========================
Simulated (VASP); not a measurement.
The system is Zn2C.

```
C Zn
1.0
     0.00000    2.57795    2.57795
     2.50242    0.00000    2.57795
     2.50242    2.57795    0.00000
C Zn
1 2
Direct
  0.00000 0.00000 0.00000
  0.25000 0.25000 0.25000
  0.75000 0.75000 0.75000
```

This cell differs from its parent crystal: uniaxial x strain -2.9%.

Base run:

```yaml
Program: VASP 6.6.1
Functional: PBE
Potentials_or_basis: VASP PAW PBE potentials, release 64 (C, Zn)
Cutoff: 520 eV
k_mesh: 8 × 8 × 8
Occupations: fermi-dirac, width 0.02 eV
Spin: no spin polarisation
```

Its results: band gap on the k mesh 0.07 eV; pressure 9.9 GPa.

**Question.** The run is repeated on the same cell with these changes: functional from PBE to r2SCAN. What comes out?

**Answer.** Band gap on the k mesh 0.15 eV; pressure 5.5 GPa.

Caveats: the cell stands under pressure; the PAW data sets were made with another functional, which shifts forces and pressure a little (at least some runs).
========================

### TASK ITEM
Starting with the first line of the entries and ending with the line that has "pressure 5.5 GPa.", copy each line exactly and add nothing.

### EXERCISE RESPONSE
Simulated (VASP); not a measurement.
The system is Zn2C.

```
C Zn
1.0
     0.00000    2.57795    2.57795
     2.50242    0.00000    2.57795
     2.50242    2.57795    0.00000
C Zn
1 2
Direct
  0.00000 0.00000 0.00000
  0.25000 0.25000 0.25000
  0.75000 0.75000 0.75000
```

This cell differs from its parent crystal: uniaxial x strain -2.9%.

Base run:

```yaml
Program: VASP 6.6.1
Functional: PBE
Potentials_or_basis: VASP PAW PBE potentials, release 64 (C, Zn)
Cutoff: 520 eV
k_mesh: 8 × 8 × 8
Occupations: fermi-dirac, width 0.02 eV
Spin: no spin polarisation
```

Its results: band gap on the k mesh 0.07 eV; pressure 9.9 GPa.

**Question.** The run is repeated on the same cell with these changes: functional from PBE to r2SCAN. What comes out?

**Answer.** Band gap on the k mesh 0.15 eV; pressure 5.5 GPa.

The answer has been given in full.